**Material shown:**
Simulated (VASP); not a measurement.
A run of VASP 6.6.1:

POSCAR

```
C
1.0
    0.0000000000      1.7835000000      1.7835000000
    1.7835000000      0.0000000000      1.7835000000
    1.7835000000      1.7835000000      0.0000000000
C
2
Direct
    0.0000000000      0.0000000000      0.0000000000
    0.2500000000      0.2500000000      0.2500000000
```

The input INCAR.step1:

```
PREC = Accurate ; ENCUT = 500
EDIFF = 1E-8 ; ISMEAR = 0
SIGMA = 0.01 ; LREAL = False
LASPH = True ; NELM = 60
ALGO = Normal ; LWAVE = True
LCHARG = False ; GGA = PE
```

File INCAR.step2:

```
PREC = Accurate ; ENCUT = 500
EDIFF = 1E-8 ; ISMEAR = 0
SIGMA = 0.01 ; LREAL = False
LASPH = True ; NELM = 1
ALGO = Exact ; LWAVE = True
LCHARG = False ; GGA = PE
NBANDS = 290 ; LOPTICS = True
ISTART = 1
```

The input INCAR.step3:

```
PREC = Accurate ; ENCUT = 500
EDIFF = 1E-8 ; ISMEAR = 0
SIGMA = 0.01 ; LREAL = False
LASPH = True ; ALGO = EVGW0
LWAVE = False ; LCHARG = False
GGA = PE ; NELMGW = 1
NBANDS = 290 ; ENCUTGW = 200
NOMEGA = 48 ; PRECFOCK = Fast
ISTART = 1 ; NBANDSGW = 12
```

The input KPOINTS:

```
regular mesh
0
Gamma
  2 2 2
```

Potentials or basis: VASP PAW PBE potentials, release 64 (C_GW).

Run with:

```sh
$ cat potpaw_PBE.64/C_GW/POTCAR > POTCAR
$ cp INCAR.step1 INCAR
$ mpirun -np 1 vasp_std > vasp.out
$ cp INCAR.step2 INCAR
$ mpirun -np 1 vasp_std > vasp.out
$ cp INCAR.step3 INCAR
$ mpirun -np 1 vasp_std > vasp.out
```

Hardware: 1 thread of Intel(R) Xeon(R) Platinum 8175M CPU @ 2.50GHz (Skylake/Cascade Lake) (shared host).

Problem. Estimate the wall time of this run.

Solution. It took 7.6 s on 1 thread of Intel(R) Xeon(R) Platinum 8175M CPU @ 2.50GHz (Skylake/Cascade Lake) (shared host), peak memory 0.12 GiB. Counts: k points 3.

**Work task:**
Transcribe only the lines from the beginning of the entries to the line with "Problem. Estimate the wall time of this run.", inclusive, exactly as written.

**Problem solution:**
Simulated (VASP); not a measurement.
A run of VASP 6.6.1:

POSCAR

```
C
1.0
    0.0000000000      1.7835000000      1.7835000000
    1.7835000000      0.0000000000      1.7835000000
    1.7835000000      1.7835000000      0.0000000000
C
2
Direct
    0.0000000000      0.0000000000      0.0000000000
    0.2500000000      0.2500000000      0.2500000000
```

The input INCAR.step1:

```
PREC = Accurate ; ENCUT = 500
EDIFF = 1E-8 ; ISMEAR = 0
SIGMA = 0.01 ; LREAL = False
LASPH = True ; NELM = 60
ALGO = Normal ; LWAVE = True
LCHARG = False ; GGA = PE
```

File INCAR.step2:

```
PREC = Accurate ; ENCUT = 500
EDIFF = 1E-8 ; ISMEAR = 0
SIGMA = 0.01 ; LREAL = False
LASPH = True ; NELM = 1
ALGO = Exact ; LWAVE = True
LCHARG = False ; GGA = PE
NBANDS = 290 ; LOPTICS = True
ISTART = 1
```

The input INCAR.step3:

```
PREC = Accurate ; ENCUT = 500
EDIFF = 1E-8 ; ISMEAR = 0
SIGMA = 0.01 ; LREAL = False
LASPH = True ; ALGO = EVGW0
LWAVE = False ; LCHARG = False
GGA = PE ; NELMGW = 1
NBANDS = 290 ; ENCUTGW = 200
NOMEGA = 48 ; PRECFOCK = Fast
ISTART = 1 ; NBANDSGW = 12
```

The input KPOINTS:

```
regular mesh
0
Gamma
  2 2 2
```

Potentials or basis: VASP PAW PBE potentials, release 64 (C_GW).

Run with:

```sh
$ cat potpaw_PBE.64/C_GW/POTCAR > POTCAR
$ cp INCAR.step1 INCAR
$ mpirun -np 1 vasp_std > vasp.out
$ cp INCAR.step2 INCAR
$ mpirun -np 1 vasp_std > vasp.out
$ cp INCAR.step3 INCAR
$ mpirun -np 1 vasp_std > vasp.out
```

Hardware: 1 thread of Intel(R) Xeon(R) Platinum 8175M CPU @ 2.50GHz (Skylake/Cascade Lake) (shared host).

Problem. Estimate the wall time of this run.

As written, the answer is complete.